Activity: Could you repeat every record exactly as it appears?

Supplied data:
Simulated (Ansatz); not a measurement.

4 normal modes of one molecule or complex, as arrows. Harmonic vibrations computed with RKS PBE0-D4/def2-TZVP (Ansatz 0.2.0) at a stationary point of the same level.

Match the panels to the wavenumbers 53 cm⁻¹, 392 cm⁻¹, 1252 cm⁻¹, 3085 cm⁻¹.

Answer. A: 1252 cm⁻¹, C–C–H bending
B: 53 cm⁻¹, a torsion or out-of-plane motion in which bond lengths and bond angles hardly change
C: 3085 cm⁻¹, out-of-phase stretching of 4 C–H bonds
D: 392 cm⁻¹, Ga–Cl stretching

Your response:
Simulated (Ansatz); not a measurement.

4 normal modes of one molecule or complex, as arrows. Harmonic vibrations computed with RKS PBE0-D4/def2-TZVP (Ansatz 0.2.0) at a stationary point of the same level.

Match the panels to the wavenumbers 53 cm⁻¹, 392 cm⁻¹, 1252 cm⁻¹, 3085 cm⁻¹.

Answer. A: 1252 cm⁻¹, C–C–H bending
B: 53 cm⁻¹, a torsion or out-of-plane motion in which bond lengths and bond angles hardly change
C: 3085 cm⁻¹, out-of-phase stretching of 4 C–H bonds
D: 392 cm⁻¹, Ga–Cl stretching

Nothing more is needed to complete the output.